#### [Brief]
Extract, without alteration, each line from the start of the listing to the line bearing "Errors of the".

#### [Supplied data]
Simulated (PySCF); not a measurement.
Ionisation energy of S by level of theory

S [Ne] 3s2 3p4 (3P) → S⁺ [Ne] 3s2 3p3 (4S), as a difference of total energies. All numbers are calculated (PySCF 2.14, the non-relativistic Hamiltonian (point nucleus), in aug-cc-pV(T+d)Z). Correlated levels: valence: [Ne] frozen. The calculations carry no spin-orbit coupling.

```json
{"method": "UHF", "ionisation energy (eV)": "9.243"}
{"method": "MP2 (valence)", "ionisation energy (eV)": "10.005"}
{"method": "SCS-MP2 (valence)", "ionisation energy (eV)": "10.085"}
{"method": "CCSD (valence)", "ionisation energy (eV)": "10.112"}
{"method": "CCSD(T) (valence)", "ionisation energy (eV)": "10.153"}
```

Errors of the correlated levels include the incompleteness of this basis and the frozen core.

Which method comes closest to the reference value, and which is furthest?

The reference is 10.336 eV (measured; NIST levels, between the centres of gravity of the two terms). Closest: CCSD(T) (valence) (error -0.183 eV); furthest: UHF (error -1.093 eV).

#### [Exercise answer]
Simulated (PySCF); not a measurement.
Ionisation energy of S by level of theory

S [Ne] 3s2 3p4 (3P) → S⁺ [Ne] 3s2 3p3 (4S), as a difference of total energies. All numbers are calculated (PySCF 2.14, the non-relativistic Hamiltonian (point nucleus), in aug-cc-pV(T+d)Z). Correlated levels: valence: [Ne] frozen. The calculations carry no spin-orbit coupling.

```json
{"method": "UHF", "ionisation energy (eV)": "9.243"}
{"method": "MP2 (valence)", "ionisation energy (eV)": "10.005"}
{"method": "SCS-MP2 (valence)", "ionisation energy (eV)": "10.085"}
{"method": "CCSD (valence)", "ionisation energy (eV)": "10.112"}
{"method": "CCSD(T) (valence)", "ionisation energy (eV)": "10.153"}
```

Errors of the correlated levels include the incompleteness of this basis and the frozen core.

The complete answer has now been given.